▶ [WORK TASK]: Please repeat all of the records, keeping every word unchanged.

+++

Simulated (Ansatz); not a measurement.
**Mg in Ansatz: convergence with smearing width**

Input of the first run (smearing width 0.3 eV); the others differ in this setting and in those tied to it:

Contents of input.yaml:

+++

▶ [EXERCISE ANSWER]:
Simulated (Ansatz); not a measurement.
**Mg in Ansatz: convergence with smearing width**

Input of the first run (smearing width 0.3 eV); the others differ in this setting and in those tied to it:

Contents of input.yaml:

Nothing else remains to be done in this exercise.